Records provided:
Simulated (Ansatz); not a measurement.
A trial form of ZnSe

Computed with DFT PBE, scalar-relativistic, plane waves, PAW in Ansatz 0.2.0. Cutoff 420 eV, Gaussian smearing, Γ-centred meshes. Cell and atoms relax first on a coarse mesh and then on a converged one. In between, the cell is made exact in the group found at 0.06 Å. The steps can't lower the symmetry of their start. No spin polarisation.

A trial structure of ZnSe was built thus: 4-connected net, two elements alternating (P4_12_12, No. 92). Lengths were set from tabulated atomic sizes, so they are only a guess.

Task item: The entries above must be copied verbatim. Leave none out.

Task solution:
Simulated (Ansatz); not a measurement.
A trial form of ZnSe

Computed with DFT PBE, scalar-relativistic, plane waves, PAW in Ansatz 0.2.0. Cutoff 420 eV, Gaussian smearing, Γ-centred meshes. Cell and atoms relax first on a coarse mesh and then on a converged one. In between, the cell is made exact in the group found at 0.06 Å. The steps can't lower the symmetry of their start. No spin polarisation.

A trial structure of ZnSe was built thus: 4-connected net, two elements alternating (P4_12_12, No. 92). Lengths were set from tabulated atomic sizes, so they are only a guess.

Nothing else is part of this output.